### Assignment
From the data below, set down exactly the lines between the one holding "Program: VASP 6.6.1" and the one holding "IBRION = 8; NSW = 1", inclusive, and no others.

### Recorded information
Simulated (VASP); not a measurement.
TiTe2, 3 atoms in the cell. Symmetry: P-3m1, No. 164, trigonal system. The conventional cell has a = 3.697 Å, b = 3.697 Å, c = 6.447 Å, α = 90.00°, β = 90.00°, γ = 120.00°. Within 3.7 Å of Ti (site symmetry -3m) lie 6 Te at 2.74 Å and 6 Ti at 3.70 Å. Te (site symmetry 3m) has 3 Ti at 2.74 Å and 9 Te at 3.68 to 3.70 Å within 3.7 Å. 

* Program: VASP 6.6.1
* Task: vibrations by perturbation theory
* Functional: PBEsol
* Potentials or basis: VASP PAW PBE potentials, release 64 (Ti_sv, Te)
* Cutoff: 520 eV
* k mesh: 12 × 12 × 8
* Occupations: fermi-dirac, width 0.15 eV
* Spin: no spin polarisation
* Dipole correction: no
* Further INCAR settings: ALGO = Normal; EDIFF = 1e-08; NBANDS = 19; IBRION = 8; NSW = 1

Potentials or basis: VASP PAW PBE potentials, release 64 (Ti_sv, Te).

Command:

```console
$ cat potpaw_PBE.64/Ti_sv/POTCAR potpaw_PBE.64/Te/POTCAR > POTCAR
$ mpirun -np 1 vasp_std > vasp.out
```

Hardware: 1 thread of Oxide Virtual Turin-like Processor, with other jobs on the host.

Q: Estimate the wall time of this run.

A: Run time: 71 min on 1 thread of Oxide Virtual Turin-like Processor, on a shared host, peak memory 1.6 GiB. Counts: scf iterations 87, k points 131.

### Result
* Program: VASP 6.6.1
* Task: vibrations by perturbation theory
* Functional: PBEsol
* Potentials or basis: VASP PAW PBE potentials, release 64 (Ti_sv, Te)
* Cutoff: 520 eV
* k mesh: 12 × 12 × 8
* Occupations: fermi-dirac, width 0.15 eV
* Spin: no spin polarisation
* Dipole correction: no
* Further INCAR settings: ALGO = Normal; EDIFF = 1e-08; NBANDS = 19; IBRION = 8; NSW = 1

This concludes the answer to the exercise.